_ASSIGNMENT_
Starting at the first line of the data below, write out each line exactly until you reach the line containing "Task: How long", and include that line too.

*** Opening EXTRACTED RECORDS ***

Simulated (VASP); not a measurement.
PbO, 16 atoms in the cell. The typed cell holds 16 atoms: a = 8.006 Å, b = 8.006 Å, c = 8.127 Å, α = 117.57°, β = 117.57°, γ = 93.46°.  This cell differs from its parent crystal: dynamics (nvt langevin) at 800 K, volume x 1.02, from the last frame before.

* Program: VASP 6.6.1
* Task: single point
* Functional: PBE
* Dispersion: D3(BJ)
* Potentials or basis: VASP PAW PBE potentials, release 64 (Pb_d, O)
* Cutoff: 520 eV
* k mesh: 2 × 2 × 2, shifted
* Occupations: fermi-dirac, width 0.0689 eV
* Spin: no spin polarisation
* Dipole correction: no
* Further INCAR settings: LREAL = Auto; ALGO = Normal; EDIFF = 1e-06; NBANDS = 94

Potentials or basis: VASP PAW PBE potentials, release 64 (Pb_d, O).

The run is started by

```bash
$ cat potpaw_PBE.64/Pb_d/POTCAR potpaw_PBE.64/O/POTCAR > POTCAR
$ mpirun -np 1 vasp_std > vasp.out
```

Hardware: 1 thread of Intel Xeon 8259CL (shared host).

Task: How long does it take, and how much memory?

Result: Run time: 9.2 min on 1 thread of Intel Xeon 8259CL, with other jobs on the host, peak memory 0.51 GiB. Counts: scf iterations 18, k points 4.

*** Closing EXTRACTED RECORDS ***

_RESPONSE_
Simulated (VASP); not a measurement.
PbO, 16 atoms in the cell. The typed cell holds 16 atoms: a = 8.006 Å, b = 8.006 Å, c = 8.127 Å, α = 117.57°, β = 117.57°, γ = 93.46°.  This cell differs from its parent crystal: dynamics (nvt langevin) at 800 K, volume x 1.02, from the last frame before.

* Program: VASP 6.6.1
* Task: single point
* Functional: PBE
* Dispersion: D3(BJ)
* Potentials or basis: VASP PAW PBE potentials, release 64 (Pb_d, O)
* Cutoff: 520 eV
* k mesh: 2 × 2 × 2, shifted
* Occupations: fermi-dirac, width 0.0689 eV
* Spin: no spin polarisation
* Dipole correction: no
* Further INCAR settings: LREAL = Auto; ALGO = Normal; EDIFF = 1e-06; NBANDS = 94

Potentials or basis: VASP PAW PBE potentials, release 64 (Pb_d, O).

The run is started by

```bash
$ cat potpaw_PBE.64/Pb_d/POTCAR potpaw_PBE.64/O/POTCAR > POTCAR
$ mpirun -np 1 vasp_std > vasp.out
```

Hardware: 1 thread of Intel Xeon 8259CL (shared host).

Task: How long does it take, and how much memory?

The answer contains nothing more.